EXCERPTED DATA:
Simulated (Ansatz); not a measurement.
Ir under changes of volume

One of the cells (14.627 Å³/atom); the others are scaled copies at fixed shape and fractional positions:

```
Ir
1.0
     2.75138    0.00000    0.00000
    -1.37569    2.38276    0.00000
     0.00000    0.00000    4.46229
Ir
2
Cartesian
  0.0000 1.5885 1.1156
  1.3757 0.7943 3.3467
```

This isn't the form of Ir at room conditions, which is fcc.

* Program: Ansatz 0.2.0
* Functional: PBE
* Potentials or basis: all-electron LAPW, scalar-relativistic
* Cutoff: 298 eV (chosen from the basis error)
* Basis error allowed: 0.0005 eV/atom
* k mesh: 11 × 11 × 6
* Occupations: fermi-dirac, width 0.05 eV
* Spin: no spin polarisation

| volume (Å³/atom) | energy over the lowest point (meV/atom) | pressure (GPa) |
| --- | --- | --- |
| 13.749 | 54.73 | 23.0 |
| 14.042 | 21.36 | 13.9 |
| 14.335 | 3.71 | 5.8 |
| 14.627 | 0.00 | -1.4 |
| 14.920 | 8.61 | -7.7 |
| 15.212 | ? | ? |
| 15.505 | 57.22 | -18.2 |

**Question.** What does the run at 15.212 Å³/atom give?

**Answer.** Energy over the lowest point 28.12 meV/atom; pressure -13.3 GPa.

BRIEF: In this exercise, reproduce each line above exactly.

RESULT:
Simulated (Ansatz); not a measurement.
Ir under changes of volume

One of the cells (14.627 Å³/atom); the others are scaled copies at fixed shape and fractional positions:

```
Ir
1.0
     2.75138    0.00000    0.00000
    -1.37569    2.38276    0.00000
     0.00000    0.00000    4.46229
Ir
2
Cartesian
  0.0000 1.5885 1.1156
  1.3757 0.7943 3.3467
```

This isn't the form of Ir at room conditions, which is fcc.

* Program: Ansatz 0.2.0
* Functional: PBE
* Potentials or basis: all-electron LAPW, scalar-relativistic
* Cutoff: 298 eV (chosen from the basis error)
* Basis error allowed: 0.0005 eV/atom
* k mesh: 11 × 11 × 6
* Occupations: fermi-dirac, width 0.05 eV
* Spin: no spin polarisation

| volume (Å³/atom) | energy over the lowest point (meV/atom) | pressure (GPa) |
| --- | --- | --- |
| 13.749 | 54.73 | 23.0 |
| 14.042 | 21.36 | 13.9 |
| 14.335 | 3.71 | 5.8 |
| 14.627 | 0.00 | -1.4 |
| 14.920 | 8.61 | -7.7 |
| 15.212 | ? | ? |
| 15.505 | 57.22 | -18.2 |

**Question.** What does the run at 15.212 Å³/atom give?

**Answer.** Energy over the lowest point 28.12 meV/atom; pressure -13.3 GPa.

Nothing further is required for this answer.